###

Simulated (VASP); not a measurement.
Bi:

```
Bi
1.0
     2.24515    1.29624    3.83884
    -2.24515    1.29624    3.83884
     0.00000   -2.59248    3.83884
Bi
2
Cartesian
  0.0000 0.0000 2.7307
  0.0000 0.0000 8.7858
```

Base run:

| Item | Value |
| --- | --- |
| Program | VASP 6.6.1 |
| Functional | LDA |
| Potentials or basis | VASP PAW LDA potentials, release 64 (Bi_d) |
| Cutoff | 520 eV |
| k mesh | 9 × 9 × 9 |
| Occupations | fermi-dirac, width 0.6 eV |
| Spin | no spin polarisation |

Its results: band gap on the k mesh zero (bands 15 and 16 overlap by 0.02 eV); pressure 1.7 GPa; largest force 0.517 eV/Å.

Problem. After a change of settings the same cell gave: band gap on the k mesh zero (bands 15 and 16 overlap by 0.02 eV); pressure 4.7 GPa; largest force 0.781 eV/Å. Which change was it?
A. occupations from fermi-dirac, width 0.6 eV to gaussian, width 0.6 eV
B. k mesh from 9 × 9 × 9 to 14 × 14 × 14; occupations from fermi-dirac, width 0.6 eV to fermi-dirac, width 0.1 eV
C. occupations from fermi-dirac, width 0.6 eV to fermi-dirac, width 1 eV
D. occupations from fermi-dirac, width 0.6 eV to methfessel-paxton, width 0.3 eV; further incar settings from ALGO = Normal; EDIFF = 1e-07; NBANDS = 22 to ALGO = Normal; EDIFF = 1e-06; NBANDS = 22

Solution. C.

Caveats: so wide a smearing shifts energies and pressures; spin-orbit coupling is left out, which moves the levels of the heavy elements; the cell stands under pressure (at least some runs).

###

> [Assigned task] Return, exactly, the lines from the first line of the records above to the line containing "Its results: band", both included.

> [Exercise solution]
Simulated (VASP); not a measurement.
Bi:

```
Bi
1.0
     2.24515    1.29624    3.83884
    -2.24515    1.29624    3.83884
     0.00000   -2.59248    3.83884
Bi
2
Cartesian
  0.0000 0.0000 2.7307
  0.0000 0.0000 8.7858
```

Base run:

| Item | Value |
| --- | --- |
| Program | VASP 6.6.1 |
| Functional | LDA |
| Potentials or basis | VASP PAW LDA potentials, release 64 (Bi_d) |
| Cutoff | 520 eV |
| k mesh | 9 × 9 × 9 |
| Occupations | fermi-dirac, width 0.6 eV |
| Spin | no spin polarisation |

Its results: band gap on the k mesh zero (bands 15 and 16 overlap by 0.02 eV); pressure 1.7 GPa; largest force 0.517 eV/Å.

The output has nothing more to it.